» WORK REQUEST
If a line contains "(patched build) |", it is the last one to write out; begin with the first line of the records and copy each exactly.

» STORED DATA
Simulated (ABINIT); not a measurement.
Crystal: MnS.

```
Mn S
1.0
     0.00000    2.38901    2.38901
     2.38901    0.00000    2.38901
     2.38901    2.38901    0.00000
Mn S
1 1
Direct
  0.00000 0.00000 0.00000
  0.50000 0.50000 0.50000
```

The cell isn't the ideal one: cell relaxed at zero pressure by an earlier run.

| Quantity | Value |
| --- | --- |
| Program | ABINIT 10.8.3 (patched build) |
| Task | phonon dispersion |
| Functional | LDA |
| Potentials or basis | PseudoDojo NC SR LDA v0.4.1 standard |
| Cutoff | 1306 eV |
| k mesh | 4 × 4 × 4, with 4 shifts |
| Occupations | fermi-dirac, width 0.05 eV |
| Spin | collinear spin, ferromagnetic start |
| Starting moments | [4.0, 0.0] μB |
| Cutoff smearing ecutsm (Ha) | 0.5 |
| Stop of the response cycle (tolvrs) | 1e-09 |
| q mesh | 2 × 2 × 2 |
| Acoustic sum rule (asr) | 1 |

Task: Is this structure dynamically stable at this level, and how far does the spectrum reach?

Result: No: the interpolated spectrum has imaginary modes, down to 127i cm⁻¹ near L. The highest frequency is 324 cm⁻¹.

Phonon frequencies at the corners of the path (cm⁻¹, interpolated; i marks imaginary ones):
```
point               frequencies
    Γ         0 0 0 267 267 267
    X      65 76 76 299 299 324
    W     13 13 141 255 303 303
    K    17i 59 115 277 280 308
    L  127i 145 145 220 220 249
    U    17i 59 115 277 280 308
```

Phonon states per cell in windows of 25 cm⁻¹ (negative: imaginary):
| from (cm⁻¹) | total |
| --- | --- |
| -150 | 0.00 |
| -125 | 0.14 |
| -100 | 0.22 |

» SOLUTION
Simulated (ABINIT); not a measurement.
Crystal: MnS.

```
Mn S
1.0
     0.00000    2.38901    2.38901
     2.38901    0.00000    2.38901
     2.38901    2.38901    0.00000
Mn S
1 1
Direct
  0.00000 0.00000 0.00000
  0.50000 0.50000 0.50000
```

The cell isn't the ideal one: cell relaxed at zero pressure by an earlier run.

| Quantity | Value |
| --- | --- |
| Program | ABINIT 10.8.3 (patched build) |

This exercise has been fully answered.